========================================

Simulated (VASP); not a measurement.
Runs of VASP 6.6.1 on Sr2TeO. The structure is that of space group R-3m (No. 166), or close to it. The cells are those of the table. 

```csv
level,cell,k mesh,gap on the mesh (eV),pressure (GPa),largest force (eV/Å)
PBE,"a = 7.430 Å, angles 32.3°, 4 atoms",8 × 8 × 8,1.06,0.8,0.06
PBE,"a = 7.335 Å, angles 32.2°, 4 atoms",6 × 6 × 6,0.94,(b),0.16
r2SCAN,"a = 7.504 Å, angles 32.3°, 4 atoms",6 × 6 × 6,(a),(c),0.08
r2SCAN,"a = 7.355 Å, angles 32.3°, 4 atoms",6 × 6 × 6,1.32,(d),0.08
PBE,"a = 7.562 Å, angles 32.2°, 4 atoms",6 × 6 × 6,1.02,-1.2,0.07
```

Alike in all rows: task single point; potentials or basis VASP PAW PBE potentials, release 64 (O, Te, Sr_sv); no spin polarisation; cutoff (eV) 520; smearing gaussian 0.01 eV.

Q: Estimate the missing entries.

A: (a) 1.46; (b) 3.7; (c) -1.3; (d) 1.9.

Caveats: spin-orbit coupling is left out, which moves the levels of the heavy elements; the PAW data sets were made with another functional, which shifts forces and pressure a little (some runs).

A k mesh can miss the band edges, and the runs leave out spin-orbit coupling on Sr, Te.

========================================

Activity » From the entries above, print the lines beginning at the one with "A: (a) 1.46; (b) 3.7; (c) -1.3; (d) 1.9." and stopping after the one with "Caveats: spin-orbit coupling", exactly as written and with nothing else.

Written solution »
A: (a) 1.46; (b) 3.7; (c) -1.3; (d) 1.9.

Caveats: spin-orbit coupling is left out, which moves the levels of the heavy elements; the PAW data sets were made with another functional, which shifts forces and pressure a little (some runs).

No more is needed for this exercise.